__EXTRACTED DATA__.
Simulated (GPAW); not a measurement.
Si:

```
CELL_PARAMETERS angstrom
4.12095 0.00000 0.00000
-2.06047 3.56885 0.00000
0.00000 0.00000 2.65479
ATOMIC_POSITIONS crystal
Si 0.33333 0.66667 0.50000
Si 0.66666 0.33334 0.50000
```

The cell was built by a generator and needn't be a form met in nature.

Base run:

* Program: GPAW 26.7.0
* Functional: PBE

__ACTIVITY__. Nothing in the entries should be left out; please reproduce them all exactly.

__YOUR RESPONSE__.
Simulated (GPAW); not a measurement.
Si:

```
CELL_PARAMETERS angstrom
4.12095 0.00000 0.00000
-2.06047 3.56885 0.00000
0.00000 0.00000 2.65479
ATOMIC_POSITIONS crystal
Si 0.33333 0.66667 0.50000
Si 0.66666 0.33334 0.50000
```

The cell was built by a generator and needn't be a form met in nature.

Base run:

* Program: GPAW 26.7.0
* Functional: PBE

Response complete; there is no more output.